A word-for-word reproduction of the listing is required.

DATASET ENTRIES:
[Start of Attachment]
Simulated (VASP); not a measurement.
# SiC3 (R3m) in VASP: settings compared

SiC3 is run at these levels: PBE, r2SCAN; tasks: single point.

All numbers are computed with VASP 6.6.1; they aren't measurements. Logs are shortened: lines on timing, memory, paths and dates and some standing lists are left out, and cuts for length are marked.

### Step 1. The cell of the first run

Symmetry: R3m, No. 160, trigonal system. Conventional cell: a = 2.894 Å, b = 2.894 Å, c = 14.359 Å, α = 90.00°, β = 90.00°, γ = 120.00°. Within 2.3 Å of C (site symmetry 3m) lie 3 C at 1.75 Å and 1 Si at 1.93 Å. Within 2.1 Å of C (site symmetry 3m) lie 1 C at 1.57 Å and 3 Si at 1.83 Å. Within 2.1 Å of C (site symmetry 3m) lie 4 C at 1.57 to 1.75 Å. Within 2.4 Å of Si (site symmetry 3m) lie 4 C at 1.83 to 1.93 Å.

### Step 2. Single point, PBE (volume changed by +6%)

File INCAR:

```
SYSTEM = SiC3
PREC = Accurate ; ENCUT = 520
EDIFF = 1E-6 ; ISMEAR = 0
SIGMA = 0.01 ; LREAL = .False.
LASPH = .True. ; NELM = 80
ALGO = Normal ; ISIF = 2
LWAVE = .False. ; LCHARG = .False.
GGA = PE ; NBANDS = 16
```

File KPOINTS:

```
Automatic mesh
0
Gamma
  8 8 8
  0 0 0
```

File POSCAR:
[End of Attachment]

WRITTEN REPLY:
Simulated (VASP); not a measurement.
# SiC3 (R3m) in VASP: settings compared

SiC3 is run at these levels: PBE, r2SCAN; tasks: single point.

All numbers are computed with VASP 6.6.1; they aren't measurements. Logs are shortened: lines on timing, memory, paths and dates and some standing lists are left out, and cuts for length are marked.

### Step 1. The cell of the first run

Symmetry: R3m, No. 160, trigonal system. Conventional cell: a = 2.894 Å, b = 2.894 Å, c = 14.359 Å, α = 90.00°, β = 90.00°, γ = 120.00°. Within 2.3 Å of C (site symmetry 3m) lie 3 C at 1.75 Å and 1 Si at 1.93 Å. Within 2.1 Å of C (site symmetry 3m) lie 1 C at 1.57 Å and 3 Si at 1.83 Å. Within 2.1 Å of C (site symmetry 3m) lie 4 C at 1.57 to 1.75 Å. Within 2.4 Å of Si (site symmetry 3m) lie 4 C at 1.83 to 1.93 Å.

### Step 2. Single point, PBE (volume changed by +6%)

File INCAR:

```
SYSTEM = SiC3
PREC = Accurate ; ENCUT = 520
EDIFF = 1E-6 ; ISMEAR = 0
SIGMA = 0.01 ; LREAL = .False.
LASPH = .True. ; NELM = 80
ALGO = Normal ; ISIF = 2
LWAVE = .False. ; LCHARG = .False.
GGA = PE ; NBANDS = 16
```

File KPOINTS:

```
Automatic mesh
0
Gamma
  8 8 8
  0 0 0
```

File POSCAR:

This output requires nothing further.